- _ACTIVITY_
Go through the material and set down every line without alteration.

>>>

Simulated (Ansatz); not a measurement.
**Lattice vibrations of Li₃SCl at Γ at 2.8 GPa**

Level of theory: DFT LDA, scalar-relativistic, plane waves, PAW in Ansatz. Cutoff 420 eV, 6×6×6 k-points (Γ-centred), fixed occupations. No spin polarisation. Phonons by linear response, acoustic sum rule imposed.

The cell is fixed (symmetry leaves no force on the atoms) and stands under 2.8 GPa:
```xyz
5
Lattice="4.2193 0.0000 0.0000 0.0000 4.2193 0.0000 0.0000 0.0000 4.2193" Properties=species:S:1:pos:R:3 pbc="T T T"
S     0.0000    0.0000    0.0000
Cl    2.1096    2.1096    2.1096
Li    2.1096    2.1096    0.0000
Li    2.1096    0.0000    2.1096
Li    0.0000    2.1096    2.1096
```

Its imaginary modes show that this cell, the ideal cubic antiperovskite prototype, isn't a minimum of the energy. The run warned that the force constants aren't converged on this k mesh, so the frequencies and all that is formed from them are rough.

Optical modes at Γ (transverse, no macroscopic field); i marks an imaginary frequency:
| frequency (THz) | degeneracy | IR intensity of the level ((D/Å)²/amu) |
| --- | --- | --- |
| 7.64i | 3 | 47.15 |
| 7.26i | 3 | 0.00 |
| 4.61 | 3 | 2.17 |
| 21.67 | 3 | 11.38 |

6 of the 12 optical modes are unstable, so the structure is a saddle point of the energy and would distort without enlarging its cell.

<<<

- _WRITTEN SOLUTION_
Simulated (Ansatz); not a measurement.
**Lattice vibrations of Li₃SCl at Γ at 2.8 GPa**

Level of theory: DFT LDA, scalar-relativistic, plane waves, PAW in Ansatz. Cutoff 420 eV, 6×6×6 k-points (Γ-centred), fixed occupations. No spin polarisation. Phonons by linear response, acoustic sum rule imposed.

The cell is fixed (symmetry leaves no force on the atoms) and stands under 2.8 GPa:
```xyz
5
Lattice="4.2193 0.0000 0.0000 0.0000 4.2193 0.0000 0.0000 0.0000 4.2193" Properties=species:S:1:pos:R:3 pbc="T T T"
S     0.0000    0.0000    0.0000
Cl    2.1096    2.1096    2.1096
Li    2.1096    2.1096    0.0000
Li    2.1096    0.0000    2.1096
Li    0.0000    2.1096    2.1096
```

Its imaginary modes show that this cell, the ideal cubic antiperovskite prototype, isn't a minimum of the energy. The run warned that the force constants aren't converged on this k mesh, so the frequencies and all that is formed from them are rough.

Optical modes at Γ (transverse, no macroscopic field); i marks an imaginary frequency:
| frequency (THz) | degeneracy | IR intensity of the level ((D/Å)²/amu) |
| --- | --- | --- |
| 7.64i | 3 | 47.15 |
| 7.26i | 3 | 0.00 |
| 4.61 | 3 | 2.17 |
| 21.67 | 3 | 11.38 |

6 of the 12 optical modes are unstable, so the structure is a saddle point of the energy and would distort without enlarging its cell.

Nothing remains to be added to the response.